**Provided records**
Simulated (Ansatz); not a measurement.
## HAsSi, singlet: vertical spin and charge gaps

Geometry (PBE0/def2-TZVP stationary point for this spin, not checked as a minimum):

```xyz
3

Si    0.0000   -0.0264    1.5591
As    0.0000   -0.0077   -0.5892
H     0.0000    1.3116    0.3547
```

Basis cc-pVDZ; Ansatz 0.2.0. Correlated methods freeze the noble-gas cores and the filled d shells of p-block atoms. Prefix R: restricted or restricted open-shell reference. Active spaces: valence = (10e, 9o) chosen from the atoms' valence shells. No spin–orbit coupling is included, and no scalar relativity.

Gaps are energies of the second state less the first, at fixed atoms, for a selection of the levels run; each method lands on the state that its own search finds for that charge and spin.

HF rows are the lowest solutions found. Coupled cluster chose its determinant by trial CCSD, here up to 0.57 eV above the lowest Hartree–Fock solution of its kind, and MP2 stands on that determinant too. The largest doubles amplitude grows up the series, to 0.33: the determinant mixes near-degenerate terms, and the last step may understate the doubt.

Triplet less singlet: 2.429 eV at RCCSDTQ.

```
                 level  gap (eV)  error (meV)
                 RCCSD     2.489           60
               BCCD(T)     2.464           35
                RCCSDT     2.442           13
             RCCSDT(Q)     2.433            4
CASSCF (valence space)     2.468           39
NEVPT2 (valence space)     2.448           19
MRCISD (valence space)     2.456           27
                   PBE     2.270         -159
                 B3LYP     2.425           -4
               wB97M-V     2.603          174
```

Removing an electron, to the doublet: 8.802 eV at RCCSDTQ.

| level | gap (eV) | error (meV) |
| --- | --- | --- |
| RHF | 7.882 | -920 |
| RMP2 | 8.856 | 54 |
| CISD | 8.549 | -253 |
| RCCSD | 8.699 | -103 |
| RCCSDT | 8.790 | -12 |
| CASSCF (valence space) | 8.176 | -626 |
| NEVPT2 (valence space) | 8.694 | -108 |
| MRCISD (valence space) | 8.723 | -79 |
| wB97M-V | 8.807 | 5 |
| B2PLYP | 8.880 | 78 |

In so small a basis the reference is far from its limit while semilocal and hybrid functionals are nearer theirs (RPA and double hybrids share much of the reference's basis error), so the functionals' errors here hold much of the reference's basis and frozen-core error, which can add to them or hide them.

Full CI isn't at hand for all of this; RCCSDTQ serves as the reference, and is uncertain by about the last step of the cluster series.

**Brief**
Of the entries listed above, reproduce only the lines starting at the line containing "8.694 | -108 |" and ending at the line containing "8.880 | 78 |". Include both, exactly as they stand.

**Response box**
| NEVPT2 (valence space) | 8.694 | -108 |
| MRCISD (valence space) | 8.723 | -79 |
| wB97M-V | 8.807 | 5 |
| B2PLYP | 8.880 | 78 |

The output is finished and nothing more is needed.